## Action item:
Nothing but the data, repeated exactly, belongs in the answer.

## Recorded data:
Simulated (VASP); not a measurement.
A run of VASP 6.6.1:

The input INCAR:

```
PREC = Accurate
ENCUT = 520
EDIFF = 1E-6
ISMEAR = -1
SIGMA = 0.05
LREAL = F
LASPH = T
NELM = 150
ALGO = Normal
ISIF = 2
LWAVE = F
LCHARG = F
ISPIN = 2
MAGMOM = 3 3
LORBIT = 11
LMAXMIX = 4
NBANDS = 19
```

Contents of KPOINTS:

## Exercise answer:
Simulated (VASP); not a measurement.
A run of VASP 6.6.1:

The input INCAR:

```
PREC = Accurate
ENCUT = 520
EDIFF = 1E-6
ISMEAR = -1
SIGMA = 0.05
LREAL = F
LASPH = T
NELM = 150
ALGO = Normal
ISIF = 2
LWAVE = F
LCHARG = F
ISPIN = 2
MAGMOM = 3 3
LORBIT = 11
LMAXMIX = 4
NBANDS = 19
```

Contents of KPOINTS:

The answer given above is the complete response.